→ **Exercise**
Of the records that follow, copy only the lines from the line containing "# Cl3HSi: the cost of one run" to the line containing "### 2 Density, bond", both included, exactly as written.

── The data

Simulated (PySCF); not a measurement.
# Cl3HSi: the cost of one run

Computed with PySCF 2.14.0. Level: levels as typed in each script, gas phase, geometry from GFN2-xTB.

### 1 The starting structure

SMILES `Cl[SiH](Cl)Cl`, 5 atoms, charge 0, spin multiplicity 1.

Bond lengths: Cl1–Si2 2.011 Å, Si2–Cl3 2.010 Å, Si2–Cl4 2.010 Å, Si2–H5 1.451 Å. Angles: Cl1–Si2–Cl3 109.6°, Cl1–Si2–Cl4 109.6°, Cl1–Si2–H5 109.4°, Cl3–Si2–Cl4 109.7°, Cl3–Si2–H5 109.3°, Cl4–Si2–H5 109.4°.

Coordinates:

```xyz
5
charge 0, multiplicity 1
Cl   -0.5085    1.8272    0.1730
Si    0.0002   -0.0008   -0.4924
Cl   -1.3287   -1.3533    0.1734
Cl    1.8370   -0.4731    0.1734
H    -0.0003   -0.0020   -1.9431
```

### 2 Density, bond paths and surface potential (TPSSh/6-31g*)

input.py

────

→ **Your response**
# Cl3HSi: the cost of one run

Computed with PySCF 2.14.0. Level: levels as typed in each script, gas phase, geometry from GFN2-xTB.

### 1 The starting structure

SMILES `Cl[SiH](Cl)Cl`, 5 atoms, charge 0, spin multiplicity 1.

Bond lengths: Cl1–Si2 2.011 Å, Si2–Cl3 2.010 Å, Si2–Cl4 2.010 Å, Si2–H5 1.451 Å. Angles: Cl1–Si2–Cl3 109.6°, Cl1–Si2–Cl4 109.6°, Cl1–Si2–H5 109.4°, Cl3–Si2–Cl4 109.7°, Cl3–Si2–H5 109.3°, Cl4–Si2–H5 109.4°.

Coordinates:

```xyz
5
charge 0, multiplicity 1
Cl   -0.5085    1.8272    0.1730
Si    0.0002   -0.0008   -0.4924
Cl   -1.3287   -1.3533    0.1734
Cl    1.8370   -0.4731    0.1734
H    -0.0003   -0.0020   -1.9431
```

### 2 Density, bond paths and surface potential (TPSSh/6-31g*)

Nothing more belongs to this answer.